WORK REQUEST: Begin at the line below that has "Program: Ansatz. Geometries: PBE0-D4/def2-TZVP." and stop after the line that has "ΔE = (-648.47032)". Please restate only those lines, word for word.

PROVIDED MATERIAL:
◆ ◆ ◆ ◆
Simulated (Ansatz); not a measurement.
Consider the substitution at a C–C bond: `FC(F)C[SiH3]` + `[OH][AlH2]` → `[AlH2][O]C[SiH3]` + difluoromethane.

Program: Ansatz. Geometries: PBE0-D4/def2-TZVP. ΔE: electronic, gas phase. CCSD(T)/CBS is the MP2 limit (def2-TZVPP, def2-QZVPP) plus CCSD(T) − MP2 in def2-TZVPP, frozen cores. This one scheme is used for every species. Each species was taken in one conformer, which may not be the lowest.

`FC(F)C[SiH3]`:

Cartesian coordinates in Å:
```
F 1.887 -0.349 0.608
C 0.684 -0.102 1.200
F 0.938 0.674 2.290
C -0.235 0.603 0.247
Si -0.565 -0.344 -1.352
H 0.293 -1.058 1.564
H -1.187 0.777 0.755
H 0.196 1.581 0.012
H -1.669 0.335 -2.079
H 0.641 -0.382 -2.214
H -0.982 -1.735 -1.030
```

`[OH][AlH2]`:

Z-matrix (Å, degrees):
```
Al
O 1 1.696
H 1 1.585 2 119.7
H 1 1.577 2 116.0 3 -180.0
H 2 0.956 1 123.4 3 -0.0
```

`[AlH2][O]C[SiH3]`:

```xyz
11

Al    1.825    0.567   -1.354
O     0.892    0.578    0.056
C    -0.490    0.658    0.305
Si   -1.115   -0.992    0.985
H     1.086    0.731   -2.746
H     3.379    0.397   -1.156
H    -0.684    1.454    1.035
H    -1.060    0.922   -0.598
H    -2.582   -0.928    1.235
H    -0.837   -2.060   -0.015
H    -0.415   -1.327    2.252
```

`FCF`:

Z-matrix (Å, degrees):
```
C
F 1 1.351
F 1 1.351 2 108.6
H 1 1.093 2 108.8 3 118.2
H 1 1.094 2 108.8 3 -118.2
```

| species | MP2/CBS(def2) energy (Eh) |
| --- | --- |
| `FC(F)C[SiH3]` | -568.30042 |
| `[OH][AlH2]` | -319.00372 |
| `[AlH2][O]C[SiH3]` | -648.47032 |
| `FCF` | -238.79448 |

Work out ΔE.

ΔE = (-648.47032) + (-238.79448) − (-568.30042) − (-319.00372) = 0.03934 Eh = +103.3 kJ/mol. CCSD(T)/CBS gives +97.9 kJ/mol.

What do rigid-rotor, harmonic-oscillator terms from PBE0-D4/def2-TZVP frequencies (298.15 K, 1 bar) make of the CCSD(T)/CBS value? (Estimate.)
◆ ◆ ◆ ◆

ANSWER AREA:
Program: Ansatz. Geometries: PBE0-D4/def2-TZVP. ΔE: electronic, gas phase. CCSD(T)/CBS is the MP2 limit (def2-TZVPP, def2-QZVPP) plus CCSD(T) − MP2 in def2-TZVPP, frozen cores. This one scheme is used for every species. Each species was taken in one conformer, which may not be the lowest.

`FC(F)C[SiH3]`:

Cartesian coordinates in Å:
```
F 1.887 -0.349 0.608
C 0.684 -0.102 1.200
F 0.938 0.674 2.290
C -0.235 0.603 0.247
Si -0.565 -0.344 -1.352
H 0.293 -1.058 1.564
H -1.187 0.777 0.755
H 0.196 1.581 0.012
H -1.669 0.335 -2.079
H 0.641 -0.382 -2.214
H -0.982 -1.735 -1.030
```

`[OH][AlH2]`:

Z-matrix (Å, degrees):
```
Al
O 1 1.696
H 1 1.585 2 119.7
H 1 1.577 2 116.0 3 -180.0
H 2 0.956 1 123.4 3 -0.0
```

`[AlH2][O]C[SiH3]`:

```xyz
11

Al    1.825    0.567   -1.354
O     0.892    0.578    0.056
C    -0.490    0.658    0.305
Si   -1.115   -0.992    0.985
H     1.086    0.731   -2.746
H     3.379    0.397   -1.156
H    -0.684    1.454    1.035
H    -1.060    0.922   -0.598
H    -2.582   -0.928    1.235
H    -0.837   -2.060   -0.015
H    -0.415   -1.327    2.252
```

`FCF`:

Z-matrix (Å, degrees):
```
C
F 1 1.351
F 1 1.351 2 108.6
H 1 1.093 2 108.8 3 118.2
H 1 1.094 2 108.8 3 -118.2
```

| species | MP2/CBS(def2) energy (Eh) |
| --- | --- |
| `FC(F)C[SiH3]` | -568.30042 |
| `[OH][AlH2]` | -319.00372 |
| `[AlH2][O]C[SiH3]` | -648.47032 |
| `FCF` | -238.79448 |

Work out ΔE.

ΔE = (-648.47032) + (-238.79448) − (-568.30042) − (-319.00372) = 0.03934 Eh = +103.3 kJ/mol. CCSD(T)/CBS gives +97.9 kJ/mol.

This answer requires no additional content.